Records supplied
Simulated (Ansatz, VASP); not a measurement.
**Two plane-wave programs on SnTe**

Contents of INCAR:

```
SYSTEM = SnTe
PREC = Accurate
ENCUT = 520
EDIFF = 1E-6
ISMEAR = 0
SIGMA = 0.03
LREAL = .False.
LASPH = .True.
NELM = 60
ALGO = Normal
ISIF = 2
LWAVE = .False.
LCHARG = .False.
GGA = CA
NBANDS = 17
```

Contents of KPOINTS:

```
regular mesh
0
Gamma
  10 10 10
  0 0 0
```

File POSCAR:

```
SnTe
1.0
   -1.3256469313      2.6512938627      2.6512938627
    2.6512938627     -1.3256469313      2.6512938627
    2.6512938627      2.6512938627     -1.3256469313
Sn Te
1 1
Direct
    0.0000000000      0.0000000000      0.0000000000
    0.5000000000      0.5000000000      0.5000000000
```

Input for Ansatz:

Assigned task
The data above should be duplicated exactly and completely.

Response area
Simulated (Ansatz, VASP); not a measurement.
**Two plane-wave programs on SnTe**

Contents of INCAR:

```
SYSTEM = SnTe
PREC = Accurate
ENCUT = 520
EDIFF = 1E-6
ISMEAR = 0
SIGMA = 0.03
LREAL = .False.
LASPH = .True.
NELM = 60
ALGO = Normal
ISIF = 2
LWAVE = .False.
LCHARG = .False.
GGA = CA
NBANDS = 17
```

Contents of KPOINTS:

```
regular mesh
0
Gamma
  10 10 10
  0 0 0
```

File POSCAR:

```
SnTe
1.0
   -1.3256469313      2.6512938627      2.6512938627
    2.6512938627     -1.3256469313      2.6512938627
    2.6512938627      2.6512938627     -1.3256469313
Sn Te
1 1
Direct
    0.0000000000      0.0000000000      0.0000000000
    0.5000000000      0.5000000000      0.5000000000
```

Input for Ansatz:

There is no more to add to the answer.